» **EXERCISE**: Write out the entries below exactly. End with the line that contains "Estimate VASP's values.".

» **RECORDS SUPPLIED**:
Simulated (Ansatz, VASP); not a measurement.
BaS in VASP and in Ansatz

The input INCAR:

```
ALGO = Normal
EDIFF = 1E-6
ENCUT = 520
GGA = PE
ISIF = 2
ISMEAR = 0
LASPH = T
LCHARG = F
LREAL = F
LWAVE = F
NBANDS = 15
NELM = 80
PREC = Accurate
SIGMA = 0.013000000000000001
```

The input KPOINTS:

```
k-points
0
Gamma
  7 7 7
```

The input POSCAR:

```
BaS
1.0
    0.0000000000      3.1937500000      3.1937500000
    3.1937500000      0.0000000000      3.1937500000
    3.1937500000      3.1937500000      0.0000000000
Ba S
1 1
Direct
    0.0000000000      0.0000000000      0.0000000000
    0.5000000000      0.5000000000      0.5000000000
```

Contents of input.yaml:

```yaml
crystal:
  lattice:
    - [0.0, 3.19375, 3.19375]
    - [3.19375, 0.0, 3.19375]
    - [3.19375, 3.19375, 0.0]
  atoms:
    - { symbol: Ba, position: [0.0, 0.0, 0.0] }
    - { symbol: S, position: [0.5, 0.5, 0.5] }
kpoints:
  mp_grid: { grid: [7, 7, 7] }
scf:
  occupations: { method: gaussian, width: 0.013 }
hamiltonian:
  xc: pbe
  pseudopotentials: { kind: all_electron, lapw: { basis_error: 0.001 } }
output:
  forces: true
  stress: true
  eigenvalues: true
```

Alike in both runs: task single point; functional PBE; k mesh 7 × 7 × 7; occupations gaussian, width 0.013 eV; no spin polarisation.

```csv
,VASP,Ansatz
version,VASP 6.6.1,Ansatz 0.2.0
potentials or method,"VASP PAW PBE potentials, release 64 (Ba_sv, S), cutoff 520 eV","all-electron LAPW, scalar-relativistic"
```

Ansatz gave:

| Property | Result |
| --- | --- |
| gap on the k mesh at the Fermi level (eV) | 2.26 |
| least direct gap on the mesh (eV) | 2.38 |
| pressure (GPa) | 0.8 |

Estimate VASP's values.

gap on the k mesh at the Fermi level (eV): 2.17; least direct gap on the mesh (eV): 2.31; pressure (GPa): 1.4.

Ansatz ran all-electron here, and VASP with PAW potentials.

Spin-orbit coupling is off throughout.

» **TASK RESULT**:
Simulated (Ansatz, VASP); not a measurement.
BaS in VASP and in Ansatz

The input INCAR:

```
ALGO = Normal
EDIFF = 1E-6
ENCUT = 520
GGA = PE
ISIF = 2
ISMEAR = 0
LASPH = T
LCHARG = F
LREAL = F
LWAVE = F
NBANDS = 15
NELM = 80
PREC = Accurate
SIGMA = 0.013000000000000001
```

The input KPOINTS:

```
k-points
0
Gamma
  7 7 7
```

The input POSCAR:

```
BaS
1.0
    0.0000000000      3.1937500000      3.1937500000
    3.1937500000      0.0000000000      3.1937500000
    3.1937500000      3.1937500000      0.0000000000
Ba S
1 1
Direct
    0.0000000000      0.0000000000      0.0000000000
    0.5000000000      0.5000000000      0.5000000000
```

Contents of input.yaml:

```yaml
crystal:
  lattice:
    - [0.0, 3.19375, 3.19375]
    - [3.19375, 0.0, 3.19375]
    - [3.19375, 3.19375, 0.0]
  atoms:
    - { symbol: Ba, position: [0.0, 0.0, 0.0] }
    - { symbol: S, position: [0.5, 0.5, 0.5] }
kpoints:
  mp_grid: { grid: [7, 7, 7] }
scf:
  occupations: { method: gaussian, width: 0.013 }
hamiltonian:
  xc: pbe
  pseudopotentials: { kind: all_electron, lapw: { basis_error: 0.001 } }
output:
  forces: true
  stress: true
  eigenvalues: true
```

Alike in both runs: task single point; functional PBE; k mesh 7 × 7 × 7; occupations gaussian, width 0.013 eV; no spin polarisation.

```csv
,VASP,Ansatz
version,VASP 6.6.1,Ansatz 0.2.0
potentials or method,"VASP PAW PBE potentials, release 64 (Ba_sv, S), cutoff 520 eV","all-electron LAPW, scalar-relativistic"
```

Ansatz gave:

| Property | Result |
| --- | --- |
| gap on the k mesh at the Fermi level (eV) | 2.26 |
| least direct gap on the mesh (eV) | 2.38 |
| pressure (GPa) | 0.8 |

Estimate VASP's values.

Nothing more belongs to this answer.